Records supplied |

*****

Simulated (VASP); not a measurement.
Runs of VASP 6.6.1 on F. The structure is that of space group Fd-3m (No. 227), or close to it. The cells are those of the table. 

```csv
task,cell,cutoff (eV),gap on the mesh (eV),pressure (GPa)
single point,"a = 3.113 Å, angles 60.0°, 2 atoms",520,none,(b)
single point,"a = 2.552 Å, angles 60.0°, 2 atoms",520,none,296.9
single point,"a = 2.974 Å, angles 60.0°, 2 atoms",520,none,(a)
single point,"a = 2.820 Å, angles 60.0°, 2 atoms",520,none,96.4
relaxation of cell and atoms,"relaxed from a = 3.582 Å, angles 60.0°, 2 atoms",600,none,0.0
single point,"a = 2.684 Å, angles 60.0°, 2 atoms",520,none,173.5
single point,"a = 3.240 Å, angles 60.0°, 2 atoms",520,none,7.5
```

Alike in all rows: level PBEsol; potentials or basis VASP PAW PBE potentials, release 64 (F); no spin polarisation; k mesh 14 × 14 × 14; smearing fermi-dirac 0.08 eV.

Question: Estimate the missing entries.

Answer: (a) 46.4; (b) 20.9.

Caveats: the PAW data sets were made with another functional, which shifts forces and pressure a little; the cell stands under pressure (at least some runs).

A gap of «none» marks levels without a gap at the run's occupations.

*****

Exercise |
Starting with the line above that holds "Question: Estimate the missing entries." and stopping with the line that holds "Caveats: the PAW", reproduce each line exactly, omitting all other lines.

Task result |
Question: Estimate the missing entries.

Answer: (a) 46.4; (b) 20.9.

Caveats: the PAW data sets were made with another functional, which shifts forces and pressure a little; the cell stands under pressure (at least some runs).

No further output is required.